:: The data ::
----------
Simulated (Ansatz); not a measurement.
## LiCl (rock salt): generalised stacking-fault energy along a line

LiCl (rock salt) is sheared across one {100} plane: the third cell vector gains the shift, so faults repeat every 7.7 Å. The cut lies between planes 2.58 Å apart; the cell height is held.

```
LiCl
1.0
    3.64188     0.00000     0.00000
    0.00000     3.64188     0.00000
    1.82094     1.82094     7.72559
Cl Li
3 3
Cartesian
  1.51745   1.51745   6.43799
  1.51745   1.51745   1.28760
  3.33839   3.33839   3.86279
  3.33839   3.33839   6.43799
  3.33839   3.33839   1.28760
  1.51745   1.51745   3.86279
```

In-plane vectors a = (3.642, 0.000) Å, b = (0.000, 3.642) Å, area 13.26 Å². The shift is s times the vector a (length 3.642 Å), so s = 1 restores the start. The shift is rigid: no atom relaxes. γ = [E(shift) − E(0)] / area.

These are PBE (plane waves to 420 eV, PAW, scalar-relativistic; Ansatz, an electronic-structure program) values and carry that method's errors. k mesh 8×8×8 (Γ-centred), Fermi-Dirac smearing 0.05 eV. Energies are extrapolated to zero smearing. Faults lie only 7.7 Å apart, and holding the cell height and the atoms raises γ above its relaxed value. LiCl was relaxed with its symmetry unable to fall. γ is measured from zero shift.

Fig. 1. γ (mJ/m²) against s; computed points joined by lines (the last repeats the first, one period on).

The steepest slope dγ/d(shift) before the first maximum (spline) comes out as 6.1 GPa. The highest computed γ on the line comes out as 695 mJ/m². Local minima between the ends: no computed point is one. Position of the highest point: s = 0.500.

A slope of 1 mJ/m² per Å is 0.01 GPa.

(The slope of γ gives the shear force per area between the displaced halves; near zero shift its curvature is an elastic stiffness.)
----------

:: Work order ::
Using the entries above, return exactly the lines from the line with "These are PBE" to the line with "A slope of 1 mJ/m² per Å is 0.01 GPa.", counting both of those lines.

:: Response box ::
These are PBE (plane waves to 420 eV, PAW, scalar-relativistic; Ansatz, an electronic-structure program) values and carry that method's errors. k mesh 8×8×8 (Γ-centred), Fermi-Dirac smearing 0.05 eV. Energies are extrapolated to zero smearing. Faults lie only 7.7 Å apart, and holding the cell height and the atoms raises γ above its relaxed value. LiCl was relaxed with its symmetry unable to fall. γ is measured from zero shift.

Fig. 1. γ (mJ/m²) against s; computed points joined by lines (the last repeats the first, one period on).

The steepest slope dγ/d(shift) before the first maximum (spline) comes out as 6.1 GPa. The highest computed γ on the line comes out as 695 mJ/m². Local minima between the ends: no computed point is one. Position of the highest point: s = 0.500.

A slope of 1 mJ/m² per Å is 0.01 GPa.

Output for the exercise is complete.